Assignment
Please write out every entry below, word for word.

Material provided START

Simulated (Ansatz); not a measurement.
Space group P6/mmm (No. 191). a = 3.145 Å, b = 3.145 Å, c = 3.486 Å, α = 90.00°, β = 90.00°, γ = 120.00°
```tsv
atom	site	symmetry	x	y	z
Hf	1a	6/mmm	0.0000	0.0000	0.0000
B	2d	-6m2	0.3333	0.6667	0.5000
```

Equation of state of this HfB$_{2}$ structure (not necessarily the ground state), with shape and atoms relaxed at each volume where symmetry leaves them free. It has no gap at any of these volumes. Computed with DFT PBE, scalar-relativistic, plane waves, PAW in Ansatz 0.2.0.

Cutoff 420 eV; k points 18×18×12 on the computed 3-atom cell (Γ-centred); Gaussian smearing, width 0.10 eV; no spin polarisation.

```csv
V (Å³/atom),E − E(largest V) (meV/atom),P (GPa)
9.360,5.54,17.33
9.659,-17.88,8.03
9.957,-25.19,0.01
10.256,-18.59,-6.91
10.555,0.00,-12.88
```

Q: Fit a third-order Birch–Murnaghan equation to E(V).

Material provided END

Response box
Simulated (Ansatz); not a measurement.
Space group P6/mmm (No. 191). a = 3.145 Å, b = 3.145 Å, c = 3.486 Å, α = 90.00°, β = 90.00°, γ = 120.00°
```tsv
atom	site	symmetry	x	y	z
Hf	1a	6/mmm	0.0000	0.0000	0.0000
B	2d	-6m2	0.3333	0.6667	0.5000
```

Equation of state of this HfB$_{2}$ structure (not necessarily the ground state), with shape and atoms relaxed at each volume where symmetry leaves them free. It has no gap at any of these volumes. Computed with DFT PBE, scalar-relativistic, plane waves, PAW in Ansatz 0.2.0.

Cutoff 420 eV; k points 18×18×12 on the computed 3-atom cell (Γ-centred); Gaussian smearing, width 0.10 eV; no spin polarisation.

```csv
V (Å³/atom),E − E(largest V) (meV/atom),P (GPa)
9.360,5.54,17.33
9.659,-17.88,8.03
9.957,-25.19,0.01
10.256,-18.59,-6.91
10.555,0.00,-12.88
```

Q: Fit a third-order Birch–Murnaghan equation to E(V).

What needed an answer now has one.